> [Work item]: Starting at the first line of the data below, retype every line up to and including the one containing "Solution. As run".

** Information shown follows **

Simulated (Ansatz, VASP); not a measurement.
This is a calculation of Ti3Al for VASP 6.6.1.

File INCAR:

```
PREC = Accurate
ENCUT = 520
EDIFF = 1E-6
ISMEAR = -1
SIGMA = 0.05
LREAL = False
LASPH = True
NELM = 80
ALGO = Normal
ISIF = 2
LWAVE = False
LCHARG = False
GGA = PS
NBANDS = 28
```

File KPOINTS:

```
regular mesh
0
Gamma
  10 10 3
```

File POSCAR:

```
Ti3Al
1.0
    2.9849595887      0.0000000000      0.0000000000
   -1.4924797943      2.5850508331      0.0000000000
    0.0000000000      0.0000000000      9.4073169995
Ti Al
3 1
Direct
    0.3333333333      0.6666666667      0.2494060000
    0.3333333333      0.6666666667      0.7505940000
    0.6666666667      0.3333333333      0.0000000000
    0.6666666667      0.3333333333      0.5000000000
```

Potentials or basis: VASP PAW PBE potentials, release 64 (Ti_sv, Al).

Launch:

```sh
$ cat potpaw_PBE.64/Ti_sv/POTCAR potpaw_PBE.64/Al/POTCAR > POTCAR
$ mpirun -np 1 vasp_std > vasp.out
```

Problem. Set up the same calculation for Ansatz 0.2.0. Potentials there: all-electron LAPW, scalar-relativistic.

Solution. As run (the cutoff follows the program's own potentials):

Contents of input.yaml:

** End of Information shown **

> [Exercise solution]:
Simulated (Ansatz, VASP); not a measurement.
This is a calculation of Ti3Al for VASP 6.6.1.

File INCAR:

```
PREC = Accurate
ENCUT = 520
EDIFF = 1E-6
ISMEAR = -1
SIGMA = 0.05
LREAL = False
LASPH = True
NELM = 80
ALGO = Normal
ISIF = 2
LWAVE = False
LCHARG = False
GGA = PS
NBANDS = 28
```

File KPOINTS:

```
regular mesh
0
Gamma
  10 10 3
```

File POSCAR:

```
Ti3Al
1.0
    2.9849595887      0.0000000000      0.0000000000
   -1.4924797943      2.5850508331      0.0000000000
    0.0000000000      0.0000000000      9.4073169995
Ti Al
3 1
Direct
    0.3333333333      0.6666666667      0.2494060000
    0.3333333333      0.6666666667      0.7505940000
    0.6666666667      0.3333333333      0.0000000000
    0.6666666667      0.3333333333      0.5000000000
```

Potentials or basis: VASP PAW PBE potentials, release 64 (Ti_sv, Al).

Launch:

```sh
$ cat potpaw_PBE.64/Ti_sv/POTCAR potpaw_PBE.64/Al/POTCAR > POTCAR
$ mpirun -np 1 vasp_std > vasp.out
```

Problem. Set up the same calculation for Ansatz 0.2.0. Potentials there: all-electron LAPW, scalar-relativistic.

Solution. As run (the cutoff follows the program's own potentials):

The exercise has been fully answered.